### Task item
Your task is to quote the records from their first line through the line containing "and plane-wave program)**", with nothing added or left out.

### Dataset records
((
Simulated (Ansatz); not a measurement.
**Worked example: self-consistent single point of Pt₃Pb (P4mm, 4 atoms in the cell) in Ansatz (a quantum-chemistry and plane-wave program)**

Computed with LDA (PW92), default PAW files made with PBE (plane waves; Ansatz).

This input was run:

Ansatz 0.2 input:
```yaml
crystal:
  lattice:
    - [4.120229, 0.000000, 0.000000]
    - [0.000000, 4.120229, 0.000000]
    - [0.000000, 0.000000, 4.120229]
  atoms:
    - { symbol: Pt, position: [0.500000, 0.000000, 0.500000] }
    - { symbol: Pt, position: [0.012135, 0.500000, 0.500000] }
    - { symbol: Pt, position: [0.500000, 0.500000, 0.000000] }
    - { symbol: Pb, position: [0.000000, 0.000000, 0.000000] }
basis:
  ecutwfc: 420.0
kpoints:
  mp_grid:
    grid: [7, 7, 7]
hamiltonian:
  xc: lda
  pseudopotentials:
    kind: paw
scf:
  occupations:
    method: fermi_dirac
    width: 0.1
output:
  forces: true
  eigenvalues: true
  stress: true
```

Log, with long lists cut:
))

### Answer section
Simulated (Ansatz); not a measurement.
**Worked example: self-consistent single point of Pt₃Pb (P4mm, 4 atoms in the cell) in Ansatz (a quantum-chemistry and plane-wave program)**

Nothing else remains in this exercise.